- _DATA UNDER STUDY_:
#####

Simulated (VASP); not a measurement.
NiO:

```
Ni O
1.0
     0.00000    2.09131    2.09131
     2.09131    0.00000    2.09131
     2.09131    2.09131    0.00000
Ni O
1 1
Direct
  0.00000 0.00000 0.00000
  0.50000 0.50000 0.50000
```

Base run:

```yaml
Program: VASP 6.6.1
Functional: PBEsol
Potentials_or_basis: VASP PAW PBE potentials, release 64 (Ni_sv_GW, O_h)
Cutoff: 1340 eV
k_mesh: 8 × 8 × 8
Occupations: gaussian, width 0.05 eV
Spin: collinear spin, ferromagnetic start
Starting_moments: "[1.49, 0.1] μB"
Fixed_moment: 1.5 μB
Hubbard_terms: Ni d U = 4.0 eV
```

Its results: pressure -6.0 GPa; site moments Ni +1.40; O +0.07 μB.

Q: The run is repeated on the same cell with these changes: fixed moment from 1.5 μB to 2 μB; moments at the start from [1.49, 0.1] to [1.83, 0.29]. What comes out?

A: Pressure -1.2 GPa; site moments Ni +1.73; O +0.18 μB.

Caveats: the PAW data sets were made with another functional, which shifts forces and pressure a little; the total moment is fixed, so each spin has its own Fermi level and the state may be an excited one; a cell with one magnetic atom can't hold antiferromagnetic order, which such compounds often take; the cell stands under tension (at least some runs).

#####

- _REQUIRED ACTION_:
Please copy, exactly as written, every line in the listing above from the line with "Its results: pressure" up to and including the line with "Q: The run is".

- _WRITTEN REPLY_:
Its results: pressure -6.0 GPa; site moments Ni +1.40; O +0.07 μB.

Q: The run is repeated on the same cell with these changes: fixed moment from 1.5 μB to 2 μB; moments at the start from [1.49, 0.1] to [1.83, 0.29]. What comes out?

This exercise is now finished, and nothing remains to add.